Word for word, please restate the lines from the beginning of the data through the line in which "Answer: gap on" appears.

== Segment start ==

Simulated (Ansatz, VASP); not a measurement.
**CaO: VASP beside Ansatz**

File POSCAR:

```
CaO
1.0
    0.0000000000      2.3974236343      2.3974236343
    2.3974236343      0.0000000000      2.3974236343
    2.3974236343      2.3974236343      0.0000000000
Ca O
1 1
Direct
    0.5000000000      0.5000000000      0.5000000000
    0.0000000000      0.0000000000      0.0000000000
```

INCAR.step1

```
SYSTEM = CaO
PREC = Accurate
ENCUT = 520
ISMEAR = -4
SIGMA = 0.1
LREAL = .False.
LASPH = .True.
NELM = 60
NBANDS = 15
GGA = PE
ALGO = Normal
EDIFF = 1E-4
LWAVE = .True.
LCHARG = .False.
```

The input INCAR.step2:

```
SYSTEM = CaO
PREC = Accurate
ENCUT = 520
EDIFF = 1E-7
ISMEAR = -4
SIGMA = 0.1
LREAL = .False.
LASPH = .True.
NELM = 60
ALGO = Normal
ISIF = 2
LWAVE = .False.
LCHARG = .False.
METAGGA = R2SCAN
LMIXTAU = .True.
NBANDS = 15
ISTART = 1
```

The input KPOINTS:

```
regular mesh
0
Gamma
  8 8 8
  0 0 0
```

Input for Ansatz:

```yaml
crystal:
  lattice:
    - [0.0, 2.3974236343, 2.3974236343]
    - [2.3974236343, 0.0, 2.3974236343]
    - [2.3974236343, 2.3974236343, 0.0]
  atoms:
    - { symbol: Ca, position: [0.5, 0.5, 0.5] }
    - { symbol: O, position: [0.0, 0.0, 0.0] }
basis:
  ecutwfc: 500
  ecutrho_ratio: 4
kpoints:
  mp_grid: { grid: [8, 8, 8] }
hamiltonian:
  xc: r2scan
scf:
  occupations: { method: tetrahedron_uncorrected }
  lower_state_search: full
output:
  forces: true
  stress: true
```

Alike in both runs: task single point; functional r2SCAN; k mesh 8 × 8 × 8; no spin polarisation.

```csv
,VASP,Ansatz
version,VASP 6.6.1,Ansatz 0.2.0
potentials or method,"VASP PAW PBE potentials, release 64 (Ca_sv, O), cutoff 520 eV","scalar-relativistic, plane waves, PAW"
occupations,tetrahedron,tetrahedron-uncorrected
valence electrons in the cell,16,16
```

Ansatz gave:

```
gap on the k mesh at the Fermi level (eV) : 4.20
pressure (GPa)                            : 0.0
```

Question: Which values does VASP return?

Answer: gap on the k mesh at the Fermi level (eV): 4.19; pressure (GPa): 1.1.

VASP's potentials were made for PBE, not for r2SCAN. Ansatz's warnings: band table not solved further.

== Segment end ==

> Answer area:
Simulated (Ansatz, VASP); not a measurement.
**CaO: VASP beside Ansatz**

File POSCAR:

```
CaO
1.0
    0.0000000000      2.3974236343      2.3974236343
    2.3974236343      0.0000000000      2.3974236343
    2.3974236343      2.3974236343      0.0000000000
Ca O
1 1
Direct
    0.5000000000      0.5000000000      0.5000000000
    0.0000000000      0.0000000000      0.0000000000
```

INCAR.step1

```
SYSTEM = CaO
PREC = Accurate
ENCUT = 520
ISMEAR = -4
SIGMA = 0.1
LREAL = .False.
LASPH = .True.
NELM = 60
NBANDS = 15
GGA = PE
ALGO = Normal
EDIFF = 1E-4
LWAVE = .True.
LCHARG = .False.
```

The input INCAR.step2:

```
SYSTEM = CaO
PREC = Accurate
ENCUT = 520
EDIFF = 1E-7
ISMEAR = -4
SIGMA = 0.1
LREAL = .False.
LASPH = .True.
NELM = 60
ALGO = Normal
ISIF = 2
LWAVE = .False.
LCHARG = .False.
METAGGA = R2SCAN
LMIXTAU = .True.
NBANDS = 15
ISTART = 1
```

The input KPOINTS:

```
regular mesh
0
Gamma
  8 8 8
  0 0 0
```

Input for Ansatz:

```yaml
crystal:
  lattice:
    - [0.0, 2.3974236343, 2.3974236343]
    - [2.3974236343, 0.0, 2.3974236343]
    - [2.3974236343, 2.3974236343, 0.0]
  atoms:
    - { symbol: Ca, position: [0.5, 0.5, 0.5] }
    - { symbol: O, position: [0.0, 0.0, 0.0] }
basis:
  ecutwfc: 500
  ecutrho_ratio: 4
kpoints:
  mp_grid: { grid: [8, 8, 8] }
hamiltonian:
  xc: r2scan
scf:
  occupations: { method: tetrahedron_uncorrected }
  lower_state_search: full
output:
  forces: true
  stress: true
```

Alike in both runs: task single point; functional r2SCAN; k mesh 8 × 8 × 8; no spin polarisation.

```csv
,VASP,Ansatz
version,VASP 6.6.1,Ansatz 0.2.0
potentials or method,"VASP PAW PBE potentials, release 64 (Ca_sv, O), cutoff 520 eV","scalar-relativistic, plane waves, PAW"
occupations,tetrahedron,tetrahedron-uncorrected
valence electrons in the cell,16,16
```

Ansatz gave:

```
gap on the k mesh at the Fermi level (eV) : 4.20
pressure (GPa)                            : 0.0
```

Question: Which values does VASP return?

Answer: gap on the k mesh at the Fermi level (eV): 4.19; pressure (GPa): 1.1.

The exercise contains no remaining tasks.